= ASSIGNED TASK =
Please output the section of the listing below that opens with the line containing "Aim: at which" and closes with the line containing "So far: Starting", exactly and with nothing else.

= EXTRACTED DATA =
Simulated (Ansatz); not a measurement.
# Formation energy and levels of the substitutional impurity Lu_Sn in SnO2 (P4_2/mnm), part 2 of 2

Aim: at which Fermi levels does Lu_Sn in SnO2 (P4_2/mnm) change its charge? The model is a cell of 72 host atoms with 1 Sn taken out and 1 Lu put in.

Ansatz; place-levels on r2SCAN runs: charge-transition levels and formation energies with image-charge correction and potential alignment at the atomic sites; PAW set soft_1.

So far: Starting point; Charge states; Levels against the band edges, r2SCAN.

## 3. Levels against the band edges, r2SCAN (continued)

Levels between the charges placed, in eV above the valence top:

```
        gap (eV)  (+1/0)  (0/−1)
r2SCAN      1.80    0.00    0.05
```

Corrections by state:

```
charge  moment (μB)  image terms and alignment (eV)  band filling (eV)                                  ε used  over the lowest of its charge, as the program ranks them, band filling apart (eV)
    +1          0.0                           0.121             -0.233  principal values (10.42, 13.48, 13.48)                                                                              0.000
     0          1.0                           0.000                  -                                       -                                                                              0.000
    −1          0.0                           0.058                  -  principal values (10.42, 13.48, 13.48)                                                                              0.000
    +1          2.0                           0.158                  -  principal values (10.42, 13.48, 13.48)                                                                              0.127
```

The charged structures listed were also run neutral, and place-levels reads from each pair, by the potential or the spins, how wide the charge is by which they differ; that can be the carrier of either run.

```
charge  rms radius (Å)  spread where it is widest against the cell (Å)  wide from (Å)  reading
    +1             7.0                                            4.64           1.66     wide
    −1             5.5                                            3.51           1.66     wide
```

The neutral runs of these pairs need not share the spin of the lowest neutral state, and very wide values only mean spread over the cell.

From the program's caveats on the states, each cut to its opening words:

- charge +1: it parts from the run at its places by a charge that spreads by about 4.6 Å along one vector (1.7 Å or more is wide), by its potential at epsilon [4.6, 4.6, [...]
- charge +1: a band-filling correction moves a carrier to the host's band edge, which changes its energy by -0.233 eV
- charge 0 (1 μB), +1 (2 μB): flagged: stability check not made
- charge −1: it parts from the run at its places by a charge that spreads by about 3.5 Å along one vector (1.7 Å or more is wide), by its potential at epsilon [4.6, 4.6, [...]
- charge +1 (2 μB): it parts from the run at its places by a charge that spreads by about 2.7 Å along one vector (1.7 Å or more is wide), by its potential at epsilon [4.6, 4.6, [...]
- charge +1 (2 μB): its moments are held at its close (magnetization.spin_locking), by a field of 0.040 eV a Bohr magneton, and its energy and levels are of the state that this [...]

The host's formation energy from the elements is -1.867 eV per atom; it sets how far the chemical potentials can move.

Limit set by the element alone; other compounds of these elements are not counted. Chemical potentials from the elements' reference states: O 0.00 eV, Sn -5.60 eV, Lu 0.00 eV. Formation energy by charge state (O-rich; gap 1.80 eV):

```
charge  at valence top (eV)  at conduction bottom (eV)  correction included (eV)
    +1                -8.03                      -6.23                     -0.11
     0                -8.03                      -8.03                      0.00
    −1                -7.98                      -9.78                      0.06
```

= TASK RESPONSE =
Aim: at which Fermi levels does Lu_Sn in SnO2 (P4_2/mnm) change its charge? The model is a cell of 72 host atoms with 1 Sn taken out and 1 Lu put in.

Ansatz; place-levels on r2SCAN runs: charge-transition levels and formation energies with image-charge correction and potential alignment at the atomic sites; PAW set soft_1.

So far: Starting point; Charge states; Levels against the band edges, r2SCAN.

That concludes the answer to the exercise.